### [DATASET]
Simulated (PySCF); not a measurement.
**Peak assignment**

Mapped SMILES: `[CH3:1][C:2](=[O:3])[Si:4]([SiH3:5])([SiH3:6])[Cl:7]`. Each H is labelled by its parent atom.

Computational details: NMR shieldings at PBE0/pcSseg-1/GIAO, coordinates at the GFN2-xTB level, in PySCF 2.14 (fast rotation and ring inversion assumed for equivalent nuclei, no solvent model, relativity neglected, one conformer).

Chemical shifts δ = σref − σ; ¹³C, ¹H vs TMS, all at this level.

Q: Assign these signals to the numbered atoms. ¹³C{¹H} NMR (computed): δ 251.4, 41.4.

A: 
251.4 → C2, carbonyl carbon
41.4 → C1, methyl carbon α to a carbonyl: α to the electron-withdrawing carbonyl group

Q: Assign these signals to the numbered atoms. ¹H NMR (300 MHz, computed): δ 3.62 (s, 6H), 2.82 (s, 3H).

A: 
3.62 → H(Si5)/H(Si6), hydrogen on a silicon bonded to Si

### [REQUIREMENT]
All that is wanted is an exact copy of the lines above from the one with "its parent atom." through the one with "Computational details: NMR", with both ends included.

### [YOUR SOLUTION]
Mapped SMILES: `[CH3:1][C:2](=[O:3])[Si:4]([SiH3:5])([SiH3:6])[Cl:7]`. Each H is labelled by its parent atom.

Computational details: NMR shieldings at PBE0/pcSseg-1/GIAO, coordinates at the GFN2-xTB level, in PySCF 2.14 (fast rotation and ring inversion assumed for equivalent nuclei, no solvent model, relativity neglected, one conformer).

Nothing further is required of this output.